DATA TO EXAMINE:
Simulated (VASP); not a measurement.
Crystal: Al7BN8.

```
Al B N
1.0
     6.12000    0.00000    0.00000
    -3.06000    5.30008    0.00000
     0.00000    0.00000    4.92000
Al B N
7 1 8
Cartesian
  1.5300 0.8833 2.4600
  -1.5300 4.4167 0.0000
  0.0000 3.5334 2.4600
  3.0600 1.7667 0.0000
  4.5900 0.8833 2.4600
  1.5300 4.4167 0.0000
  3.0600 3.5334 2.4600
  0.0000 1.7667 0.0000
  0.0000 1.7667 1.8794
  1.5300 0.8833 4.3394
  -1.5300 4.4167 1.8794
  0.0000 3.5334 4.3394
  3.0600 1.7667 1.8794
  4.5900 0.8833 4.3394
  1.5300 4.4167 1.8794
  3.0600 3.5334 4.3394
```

WORK TASK: Return every record exactly as it was given.

TASK ANSWER:
Simulated (VASP); not a measurement.
Crystal: Al7BN8.

```
Al B N
1.0
     6.12000    0.00000    0.00000
    -3.06000    5.30008    0.00000
     0.00000    0.00000    4.92000
Al B N
7 1 8
Cartesian
  1.5300 0.8833 2.4600
  -1.5300 4.4167 0.0000
  0.0000 3.5334 2.4600
  3.0600 1.7667 0.0000
  4.5900 0.8833 2.4600
  1.5300 4.4167 0.0000
  3.0600 3.5334 2.4600
  0.0000 1.7667 0.0000
  0.0000 1.7667 1.8794
  1.5300 0.8833 4.3394
  -1.5300 4.4167 1.8794
  0.0000 3.5334 4.3394
  3.0600 1.7667 1.8794
  4.5900 0.8833 4.3394
  1.5300 4.4167 1.8794
  3.0600 3.5334 4.3394
```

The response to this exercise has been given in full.